= EXERCISE DATA =
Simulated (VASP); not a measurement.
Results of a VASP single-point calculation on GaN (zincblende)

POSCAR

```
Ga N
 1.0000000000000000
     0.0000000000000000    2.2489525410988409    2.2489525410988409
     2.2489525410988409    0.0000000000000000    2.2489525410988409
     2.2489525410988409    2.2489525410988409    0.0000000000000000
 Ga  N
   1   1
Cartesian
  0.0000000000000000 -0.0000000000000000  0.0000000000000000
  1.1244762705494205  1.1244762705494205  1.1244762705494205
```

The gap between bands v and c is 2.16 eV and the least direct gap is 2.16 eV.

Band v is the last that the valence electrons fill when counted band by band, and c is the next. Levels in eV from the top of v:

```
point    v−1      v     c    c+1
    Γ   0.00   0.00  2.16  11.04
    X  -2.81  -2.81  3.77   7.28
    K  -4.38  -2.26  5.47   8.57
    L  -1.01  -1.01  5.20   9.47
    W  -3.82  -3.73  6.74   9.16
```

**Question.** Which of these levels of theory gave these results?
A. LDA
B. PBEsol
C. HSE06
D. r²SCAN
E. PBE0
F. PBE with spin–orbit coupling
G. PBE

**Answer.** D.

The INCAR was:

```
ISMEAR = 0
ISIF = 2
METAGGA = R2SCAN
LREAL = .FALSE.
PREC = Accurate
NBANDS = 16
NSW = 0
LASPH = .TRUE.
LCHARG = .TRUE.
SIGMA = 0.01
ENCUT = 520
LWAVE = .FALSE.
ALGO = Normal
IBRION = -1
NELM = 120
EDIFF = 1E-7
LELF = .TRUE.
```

= REQUIREMENT =
Transcribe verbatim. Cover the lines from the first line of the entries above to the line containing "The gap between", inclusive.

= EXERCISE RESULT =
Simulated (VASP); not a measurement.
Results of a VASP single-point calculation on GaN (zincblende)

POSCAR

```
Ga N
 1.0000000000000000
     0.0000000000000000    2.2489525410988409    2.2489525410988409
     2.2489525410988409    0.0000000000000000    2.2489525410988409
     2.2489525410988409    2.2489525410988409    0.0000000000000000
 Ga  N
   1   1
Cartesian
  0.0000000000000000 -0.0000000000000000  0.0000000000000000
  1.1244762705494205  1.1244762705494205  1.1244762705494205
```

The gap between bands v and c is 2.16 eV and the least direct gap is 2.16 eV.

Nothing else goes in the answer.